**EXERCISE**
How does the data below read from its first line through the line containing "What happens to"? Print those lines exactly.

*** Begin section ***
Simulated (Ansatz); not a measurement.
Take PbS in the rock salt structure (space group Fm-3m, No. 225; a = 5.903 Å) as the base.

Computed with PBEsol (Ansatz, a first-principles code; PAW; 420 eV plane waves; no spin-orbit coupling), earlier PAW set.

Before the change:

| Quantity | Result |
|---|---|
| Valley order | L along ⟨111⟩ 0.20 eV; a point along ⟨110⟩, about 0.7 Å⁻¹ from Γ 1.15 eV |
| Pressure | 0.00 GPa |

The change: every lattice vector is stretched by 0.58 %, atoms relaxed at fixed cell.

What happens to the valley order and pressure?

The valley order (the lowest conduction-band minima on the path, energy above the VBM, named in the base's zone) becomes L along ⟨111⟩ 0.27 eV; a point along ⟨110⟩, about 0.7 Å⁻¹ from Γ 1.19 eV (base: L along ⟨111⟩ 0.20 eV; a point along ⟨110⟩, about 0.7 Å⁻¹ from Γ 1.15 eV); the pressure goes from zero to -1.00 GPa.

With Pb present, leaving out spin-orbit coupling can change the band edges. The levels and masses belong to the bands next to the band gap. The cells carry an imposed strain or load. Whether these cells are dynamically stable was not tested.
*** End section ***

**WRITTEN RESPONSE**
Simulated (Ansatz); not a measurement.
Take PbS in the rock salt structure (space group Fm-3m, No. 225; a = 5.903 Å) as the base.

Computed with PBEsol (Ansatz, a first-principles code; PAW; 420 eV plane waves; no spin-orbit coupling), earlier PAW set.

Before the change:

| Quantity | Result |
|---|---|
| Valley order | L along ⟨111⟩ 0.20 eV; a point along ⟨110⟩, about 0.7 Å⁻¹ from Γ 1.15 eV |
| Pressure | 0.00 GPa |

The change: every lattice vector is stretched by 0.58 %, atoms relaxed at fixed cell.

What happens to the valley order and pressure?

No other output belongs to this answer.